◆ ◆ ◆ ◆ ◆ ◆ ◆
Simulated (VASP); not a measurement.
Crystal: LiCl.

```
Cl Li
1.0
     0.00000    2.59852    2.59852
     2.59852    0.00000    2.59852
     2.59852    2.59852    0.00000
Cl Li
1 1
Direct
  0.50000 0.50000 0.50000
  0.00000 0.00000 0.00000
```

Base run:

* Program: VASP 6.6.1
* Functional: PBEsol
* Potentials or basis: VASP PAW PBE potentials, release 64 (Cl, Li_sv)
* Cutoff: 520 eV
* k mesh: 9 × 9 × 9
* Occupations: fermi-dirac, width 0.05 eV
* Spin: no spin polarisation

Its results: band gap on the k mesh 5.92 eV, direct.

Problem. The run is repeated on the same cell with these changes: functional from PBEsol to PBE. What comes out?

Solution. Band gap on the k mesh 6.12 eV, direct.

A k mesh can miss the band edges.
◆ ◆ ◆ ◆ ◆ ◆ ◆

_Work instruction_
Would you please write out, exactly and with no other lines, the stretch of the listing above from the line containing "no spin polarisation" through the line containing "Solution. Band gap"?

_Response area_
* Spin: no spin polarisation

Its results: band gap on the k mesh 5.92 eV, direct.

Problem. The run is repeated on the same cell with these changes: functional from PBEsol to PBE. What comes out?

Solution. Band gap on the k mesh 6.12 eV, direct.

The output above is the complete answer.